- **ACTIVITY**: All lines before the one containing "Computed with this", plus that line itself, are to be printed exactly as they appear below.

── RECORD SET

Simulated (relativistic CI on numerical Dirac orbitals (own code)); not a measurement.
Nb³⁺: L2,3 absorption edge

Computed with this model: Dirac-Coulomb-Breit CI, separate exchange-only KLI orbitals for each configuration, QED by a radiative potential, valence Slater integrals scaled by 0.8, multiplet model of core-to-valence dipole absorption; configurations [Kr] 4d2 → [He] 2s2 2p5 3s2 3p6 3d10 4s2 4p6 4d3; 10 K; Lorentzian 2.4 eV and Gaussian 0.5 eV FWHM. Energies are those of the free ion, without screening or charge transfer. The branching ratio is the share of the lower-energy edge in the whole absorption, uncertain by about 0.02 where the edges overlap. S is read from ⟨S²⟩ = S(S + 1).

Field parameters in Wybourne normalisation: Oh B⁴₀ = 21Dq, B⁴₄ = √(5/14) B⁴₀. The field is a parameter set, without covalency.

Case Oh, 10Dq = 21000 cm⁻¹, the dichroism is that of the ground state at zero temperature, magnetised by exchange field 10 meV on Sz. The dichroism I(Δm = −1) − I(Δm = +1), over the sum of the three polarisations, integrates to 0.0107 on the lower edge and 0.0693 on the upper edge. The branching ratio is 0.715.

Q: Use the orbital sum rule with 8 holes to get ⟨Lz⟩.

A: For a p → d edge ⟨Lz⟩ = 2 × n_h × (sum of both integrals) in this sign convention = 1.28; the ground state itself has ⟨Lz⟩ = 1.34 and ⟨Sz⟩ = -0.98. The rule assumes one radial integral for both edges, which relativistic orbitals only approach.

────

- **YOUR SOLUTION**:
Simulated (relativistic CI on numerical Dirac orbitals (own code)); not a measurement.
Nb³⁺: L2,3 absorption edge

Computed with this model: Dirac-Coulomb-Breit CI, separate exchange-only KLI orbitals for each configuration, QED by a radiative potential, valence Slater integrals scaled by 0.8, multiplet model of core-to-valence dipole absorption; configurations [Kr] 4d2 → [He] 2s2 2p5 3s2 3p6 3d10 4s2 4p6 4d3; 10 K; Lorentzian 2.4 eV and Gaussian 0.5 eV FWHM. Energies are those of the free ion, without screening or charge transfer. The branching ratio is the share of the lower-energy edge in the whole absorption, uncertain by about 0.02 where the edges overlap. S is read from ⟨S²⟩ = S(S + 1).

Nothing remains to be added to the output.